■ REQUIREMENT
Please output exactly the part of the records below that opens with the line containing "Ansatz 0.2.0; Kohn-Sham" and closes with the line containing "The cell: 27", both lines included, and nothing else.

■ RECORDED DATA
------------------------------------

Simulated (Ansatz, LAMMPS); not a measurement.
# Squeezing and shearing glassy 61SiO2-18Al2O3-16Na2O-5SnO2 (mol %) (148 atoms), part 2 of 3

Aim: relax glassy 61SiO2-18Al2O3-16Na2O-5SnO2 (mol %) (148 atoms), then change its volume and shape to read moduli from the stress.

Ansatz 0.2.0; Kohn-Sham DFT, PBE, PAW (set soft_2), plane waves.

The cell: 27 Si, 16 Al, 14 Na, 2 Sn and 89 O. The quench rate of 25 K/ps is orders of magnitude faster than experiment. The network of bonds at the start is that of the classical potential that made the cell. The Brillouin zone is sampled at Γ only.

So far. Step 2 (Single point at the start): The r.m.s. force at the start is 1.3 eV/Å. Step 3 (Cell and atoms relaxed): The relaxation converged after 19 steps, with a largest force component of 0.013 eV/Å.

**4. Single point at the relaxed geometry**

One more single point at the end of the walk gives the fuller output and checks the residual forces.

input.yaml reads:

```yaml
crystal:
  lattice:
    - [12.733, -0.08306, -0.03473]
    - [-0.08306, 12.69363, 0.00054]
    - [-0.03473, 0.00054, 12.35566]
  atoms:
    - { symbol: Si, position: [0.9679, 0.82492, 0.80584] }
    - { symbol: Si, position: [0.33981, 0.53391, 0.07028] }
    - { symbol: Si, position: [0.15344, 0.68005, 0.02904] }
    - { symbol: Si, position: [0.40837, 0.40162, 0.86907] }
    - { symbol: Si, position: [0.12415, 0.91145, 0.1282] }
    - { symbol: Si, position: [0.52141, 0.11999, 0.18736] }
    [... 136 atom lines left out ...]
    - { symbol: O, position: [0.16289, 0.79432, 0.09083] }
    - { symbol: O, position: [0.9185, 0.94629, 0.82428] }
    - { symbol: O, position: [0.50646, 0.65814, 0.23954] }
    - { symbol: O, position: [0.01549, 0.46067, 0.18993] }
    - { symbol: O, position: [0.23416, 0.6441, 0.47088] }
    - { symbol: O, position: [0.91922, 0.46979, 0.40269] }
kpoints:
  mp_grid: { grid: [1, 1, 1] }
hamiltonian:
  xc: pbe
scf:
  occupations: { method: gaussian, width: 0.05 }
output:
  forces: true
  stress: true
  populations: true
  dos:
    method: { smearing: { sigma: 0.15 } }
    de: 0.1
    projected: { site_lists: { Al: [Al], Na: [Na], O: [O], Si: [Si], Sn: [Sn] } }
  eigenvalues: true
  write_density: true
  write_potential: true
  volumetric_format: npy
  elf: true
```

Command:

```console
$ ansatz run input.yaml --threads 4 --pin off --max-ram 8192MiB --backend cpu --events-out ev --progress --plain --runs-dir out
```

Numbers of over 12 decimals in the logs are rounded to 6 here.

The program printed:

------------------------------------

■ EXERCISE RESPONSE
Ansatz 0.2.0; Kohn-Sham DFT, PBE, PAW (set soft_2), plane waves.

The cell: 27 Si, 16 Al, 14 Na, 2 Sn and 89 O. The quench rate of 25 K/ps is orders of magnitude faster than experiment. The network of bonds at the start is that of the classical potential that made the cell. The Brillouin zone is sampled at Γ only.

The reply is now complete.